::::::::

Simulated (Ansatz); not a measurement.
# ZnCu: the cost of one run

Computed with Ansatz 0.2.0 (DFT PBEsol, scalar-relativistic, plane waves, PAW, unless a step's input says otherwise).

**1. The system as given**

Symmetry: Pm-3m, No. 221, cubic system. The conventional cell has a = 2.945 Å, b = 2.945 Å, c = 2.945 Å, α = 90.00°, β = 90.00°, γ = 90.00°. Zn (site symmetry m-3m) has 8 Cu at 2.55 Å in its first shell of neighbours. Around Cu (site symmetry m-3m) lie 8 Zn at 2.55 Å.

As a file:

::::::::

- Work request
Retype each entry exactly, missing none.

- Your solution
Simulated (Ansatz); not a measurement.
# ZnCu: the cost of one run

Computed with Ansatz 0.2.0 (DFT PBEsol, scalar-relativistic, plane waves, PAW, unless a step's input says otherwise).

**1. The system as given**

Symmetry: Pm-3m, No. 221, cubic system. The conventional cell has a = 2.945 Å, b = 2.945 Å, c = 2.945 Å, α = 90.00°, β = 90.00°, γ = 90.00°. Zn (site symmetry m-3m) has 8 Cu at 2.55 Å in its first shell of neighbours. Around Cu (site symmetry m-3m) lie 8 Zn at 2.55 Å.

As a file:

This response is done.